▶ EXTRACTED ENTRIES
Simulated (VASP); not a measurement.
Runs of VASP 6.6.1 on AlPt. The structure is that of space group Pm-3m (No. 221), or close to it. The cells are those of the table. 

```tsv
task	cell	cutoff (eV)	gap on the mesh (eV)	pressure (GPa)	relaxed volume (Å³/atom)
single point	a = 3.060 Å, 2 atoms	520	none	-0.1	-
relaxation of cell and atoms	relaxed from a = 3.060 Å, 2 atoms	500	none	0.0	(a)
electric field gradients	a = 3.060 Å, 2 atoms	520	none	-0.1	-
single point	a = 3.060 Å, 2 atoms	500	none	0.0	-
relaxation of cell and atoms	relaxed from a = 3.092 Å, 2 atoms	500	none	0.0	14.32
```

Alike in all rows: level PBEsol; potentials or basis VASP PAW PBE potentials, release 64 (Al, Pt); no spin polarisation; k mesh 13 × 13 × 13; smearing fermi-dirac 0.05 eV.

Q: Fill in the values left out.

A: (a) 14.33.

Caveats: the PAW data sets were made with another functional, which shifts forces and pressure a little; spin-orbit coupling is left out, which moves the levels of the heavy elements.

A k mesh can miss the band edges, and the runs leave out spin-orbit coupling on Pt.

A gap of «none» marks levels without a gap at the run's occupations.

▶ ACTIVITY
Give back the entries exactly. Omit none of them.

▶ PROBLEM SOLUTION
Simulated (VASP); not a measurement.
Runs of VASP 6.6.1 on AlPt. The structure is that of space group Pm-3m (No. 221), or close to it. The cells are those of the table. 

```tsv
task	cell	cutoff (eV)	gap on the mesh (eV)	pressure (GPa)	relaxed volume (Å³/atom)
single point	a = 3.060 Å, 2 atoms	520	none	-0.1	-
relaxation of cell and atoms	relaxed from a = 3.060 Å, 2 atoms	500	none	0.0	(a)
electric field gradients	a = 3.060 Å, 2 atoms	520	none	-0.1	-
single point	a = 3.060 Å, 2 atoms	500	none	0.0	-
relaxation of cell and atoms	relaxed from a = 3.092 Å, 2 atoms	500	none	0.0	14.32
```

Alike in all rows: level PBEsol; potentials or basis VASP PAW PBE potentials, release 64 (Al, Pt); no spin polarisation; k mesh 13 × 13 × 13; smearing fermi-dirac 0.05 eV.

Q: Fill in the values left out.

A: (a) 14.33.

Caveats: the PAW data sets were made with another functional, which shifts forces and pressure a little; spin-orbit coupling is left out, which moves the levels of the heavy elements.

A k mesh can miss the band edges, and the runs leave out spin-orbit coupling on Pt.

A gap of «none» marks levels without a gap at the run's occupations.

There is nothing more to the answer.